▸ **Work task**: Every word of the data must be reproduced in your reply exactly.

▸ **Available data**:
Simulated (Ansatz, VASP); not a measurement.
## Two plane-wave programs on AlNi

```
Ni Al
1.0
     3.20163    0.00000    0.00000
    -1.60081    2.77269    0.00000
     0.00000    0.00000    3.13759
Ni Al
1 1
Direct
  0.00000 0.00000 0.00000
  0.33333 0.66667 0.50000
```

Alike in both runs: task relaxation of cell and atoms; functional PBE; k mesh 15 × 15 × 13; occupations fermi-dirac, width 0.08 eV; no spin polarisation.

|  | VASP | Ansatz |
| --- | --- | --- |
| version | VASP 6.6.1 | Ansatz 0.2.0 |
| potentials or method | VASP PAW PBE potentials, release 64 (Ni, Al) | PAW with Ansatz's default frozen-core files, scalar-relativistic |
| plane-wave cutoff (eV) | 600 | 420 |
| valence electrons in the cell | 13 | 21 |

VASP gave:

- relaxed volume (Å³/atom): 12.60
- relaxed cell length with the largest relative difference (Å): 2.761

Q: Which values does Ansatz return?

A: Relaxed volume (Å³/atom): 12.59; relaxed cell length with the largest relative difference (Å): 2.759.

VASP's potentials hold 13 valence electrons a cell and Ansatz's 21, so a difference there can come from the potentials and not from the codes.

▸ **Exercise response**:
Simulated (Ansatz, VASP); not a measurement.
## Two plane-wave programs on AlNi

```
Ni Al
1.0
     3.20163    0.00000    0.00000
    -1.60081    2.77269    0.00000
     0.00000    0.00000    3.13759
Ni Al
1 1
Direct
  0.00000 0.00000 0.00000
  0.33333 0.66667 0.50000
```

Alike in both runs: task relaxation of cell and atoms; functional PBE; k mesh 15 × 15 × 13; occupations fermi-dirac, width 0.08 eV; no spin polarisation.

|  | VASP | Ansatz |
| --- | --- | --- |
| version | VASP 6.6.1 | Ansatz 0.2.0 |
| potentials or method | VASP PAW PBE potentials, release 64 (Ni, Al) | PAW with Ansatz's default frozen-core files, scalar-relativistic |
| plane-wave cutoff (eV) | 600 | 420 |
| valence electrons in the cell | 13 | 21 |

VASP gave:

- relaxed volume (Å³/atom): 12.60
- relaxed cell length with the largest relative difference (Å): 2.761

Q: Which values does Ansatz return?

A: Relaxed volume (Å³/atom): 12.59; relaxed cell length with the largest relative difference (Å): 2.759.

VASP's potentials hold 13 valence electrons a cell and Ansatz's 21, so a difference there can come from the potentials and not from the codes.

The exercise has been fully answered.